*Dataset entries:*
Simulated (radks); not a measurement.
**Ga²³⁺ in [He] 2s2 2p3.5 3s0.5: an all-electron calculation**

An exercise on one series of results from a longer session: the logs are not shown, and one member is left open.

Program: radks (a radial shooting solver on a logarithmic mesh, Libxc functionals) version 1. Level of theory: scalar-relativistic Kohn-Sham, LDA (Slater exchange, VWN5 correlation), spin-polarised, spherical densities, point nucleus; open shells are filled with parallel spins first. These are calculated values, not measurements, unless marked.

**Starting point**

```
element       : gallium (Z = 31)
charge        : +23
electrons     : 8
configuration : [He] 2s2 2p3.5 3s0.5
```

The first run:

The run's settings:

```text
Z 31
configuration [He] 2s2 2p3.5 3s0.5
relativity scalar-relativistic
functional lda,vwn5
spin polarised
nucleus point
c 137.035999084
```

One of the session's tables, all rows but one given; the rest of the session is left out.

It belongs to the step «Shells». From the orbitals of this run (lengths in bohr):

*Work task:* Everything in the data above is to be given again, unchanged.

*Answer area:*
Simulated (radks); not a measurement.
**Ga²³⁺ in [He] 2s2 2p3.5 3s0.5: an all-electron calculation**

An exercise on one series of results from a longer session: the logs are not shown, and one member is left open.

Program: radks (a radial shooting solver on a logarithmic mesh, Libxc functionals) version 1. Level of theory: scalar-relativistic Kohn-Sham, LDA (Slater exchange, VWN5 correlation), spin-polarised, spherical densities, point nucleus; open shells are filled with parallel spins first. These are calculated values, not measurements, unless marked.

**Starting point**

```
element       : gallium (Z = 31)
charge        : +23
electrons     : 8
configuration : [He] 2s2 2p3.5 3s0.5
```

The first run:

The run's settings:

```text
Z 31
configuration [He] 2s2 2p3.5 3s0.5
relativity scalar-relativistic
functional lda,vwn5
spin polarised
nucleus point
c 137.035999084
```

One of the session's tables, all rows but one given; the rest of the session is left out.

It belongs to the step «Shells». From the orbitals of this run (lengths in bohr):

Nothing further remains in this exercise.